WORK INSTRUCTION
Reproduce only the top of the records, down to and including the line containing "less VASP |".

DATA RECORDS
§ §
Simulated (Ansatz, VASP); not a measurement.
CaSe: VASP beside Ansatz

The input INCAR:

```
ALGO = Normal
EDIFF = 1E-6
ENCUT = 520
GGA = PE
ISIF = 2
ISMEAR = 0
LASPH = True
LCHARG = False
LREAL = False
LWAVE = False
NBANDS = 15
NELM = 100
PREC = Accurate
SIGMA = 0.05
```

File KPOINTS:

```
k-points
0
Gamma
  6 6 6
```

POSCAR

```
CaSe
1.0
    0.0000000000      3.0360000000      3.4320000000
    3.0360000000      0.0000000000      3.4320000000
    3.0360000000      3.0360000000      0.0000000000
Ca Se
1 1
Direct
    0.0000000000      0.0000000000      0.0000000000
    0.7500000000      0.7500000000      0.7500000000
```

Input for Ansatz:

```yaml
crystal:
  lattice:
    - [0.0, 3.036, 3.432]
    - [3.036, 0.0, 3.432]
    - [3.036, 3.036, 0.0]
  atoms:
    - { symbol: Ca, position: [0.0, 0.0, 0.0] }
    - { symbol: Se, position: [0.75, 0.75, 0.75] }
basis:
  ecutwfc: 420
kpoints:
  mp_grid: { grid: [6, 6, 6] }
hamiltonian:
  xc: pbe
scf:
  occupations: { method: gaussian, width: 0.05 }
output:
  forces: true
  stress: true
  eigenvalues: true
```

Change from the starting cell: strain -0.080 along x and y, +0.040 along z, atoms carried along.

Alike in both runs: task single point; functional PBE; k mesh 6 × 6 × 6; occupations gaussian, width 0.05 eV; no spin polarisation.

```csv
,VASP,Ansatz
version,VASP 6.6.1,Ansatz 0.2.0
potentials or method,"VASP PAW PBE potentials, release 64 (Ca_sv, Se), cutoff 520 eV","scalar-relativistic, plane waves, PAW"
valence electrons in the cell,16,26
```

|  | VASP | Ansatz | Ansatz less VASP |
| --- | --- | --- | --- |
§ §

EXERCISE RESPONSE
Simulated (Ansatz, VASP); not a measurement.
CaSe: VASP beside Ansatz

The input INCAR:

```
ALGO = Normal
EDIFF = 1E-6
ENCUT = 520
GGA = PE
ISIF = 2
ISMEAR = 0
LASPH = True
LCHARG = False
LREAL = False
LWAVE = False
NBANDS = 15
NELM = 100
PREC = Accurate
SIGMA = 0.05
```

File KPOINTS:

```
k-points
0
Gamma
  6 6 6
```

POSCAR

```
CaSe
1.0
    0.0000000000      3.0360000000      3.4320000000
    3.0360000000      0.0000000000      3.4320000000
    3.0360000000      3.0360000000      0.0000000000
Ca Se
1 1
Direct
    0.0000000000      0.0000000000      0.0000000000
    0.7500000000      0.7500000000      0.7500000000
```

Input for Ansatz:

```yaml
crystal:
  lattice:
    - [0.0, 3.036, 3.432]
    - [3.036, 0.0, 3.432]
    - [3.036, 3.036, 0.0]
  atoms:
    - { symbol: Ca, position: [0.0, 0.0, 0.0] }
    - { symbol: Se, position: [0.75, 0.75, 0.75] }
basis:
  ecutwfc: 420
kpoints:
  mp_grid: { grid: [6, 6, 6] }
hamiltonian:
  xc: pbe
scf:
  occupations: { method: gaussian, width: 0.05 }
output:
  forces: true
  stress: true
  eigenvalues: true
```

Change from the starting cell: strain -0.080 along x and y, +0.040 along z, atoms carried along.

Alike in both runs: task single point; functional PBE; k mesh 6 × 6 × 6; occupations gaussian, width 0.05 eV; no spin polarisation.

```csv
,VASP,Ansatz
version,VASP 6.6.1,Ansatz 0.2.0
potentials or method,"VASP PAW PBE potentials, release 64 (Ca_sv, Se), cutoff 520 eV","scalar-relativistic, plane waves, PAW"
valence electrons in the cell,16,26
```

|  | VASP | Ansatz | Ansatz less VASP |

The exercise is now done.